Study material =
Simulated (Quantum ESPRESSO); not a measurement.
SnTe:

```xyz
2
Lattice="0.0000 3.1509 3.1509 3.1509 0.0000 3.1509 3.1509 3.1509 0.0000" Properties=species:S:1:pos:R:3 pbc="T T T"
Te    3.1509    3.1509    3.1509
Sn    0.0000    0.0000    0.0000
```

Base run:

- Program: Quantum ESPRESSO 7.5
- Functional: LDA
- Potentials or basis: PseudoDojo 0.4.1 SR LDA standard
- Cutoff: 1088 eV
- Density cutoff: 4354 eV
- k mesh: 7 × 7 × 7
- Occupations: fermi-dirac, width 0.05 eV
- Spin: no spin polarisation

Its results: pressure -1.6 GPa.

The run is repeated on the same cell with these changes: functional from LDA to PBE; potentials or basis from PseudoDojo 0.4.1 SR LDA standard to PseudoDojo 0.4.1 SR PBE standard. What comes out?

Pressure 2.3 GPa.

Work request =
Keep to the lines above, from the first one through the line where "The run is repeated" appears, and copy them exactly.

Task response =
Simulated (Quantum ESPRESSO); not a measurement.
SnTe:

```xyz
2
Lattice="0.0000 3.1509 3.1509 3.1509 0.0000 3.1509 3.1509 3.1509 0.0000" Properties=species:S:1:pos:R:3 pbc="T T T"
Te    3.1509    3.1509    3.1509
Sn    0.0000    0.0000    0.0000
```

Base run:

- Program: Quantum ESPRESSO 7.5
- Functional: LDA
- Potentials or basis: PseudoDojo 0.4.1 SR LDA standard
- Cutoff: 1088 eV
- Density cutoff: 4354 eV
- k mesh: 7 × 7 × 7
- Occupations: fermi-dirac, width 0.05 eV
- Spin: no spin polarisation

Its results: pressure -1.6 GPa.

The run is repeated on the same cell with these changes: functional from LDA to PBE; potentials or basis from PseudoDojo 0.4.1 SR LDA standard to PseudoDojo 0.4.1 SR PBE standard. What comes out?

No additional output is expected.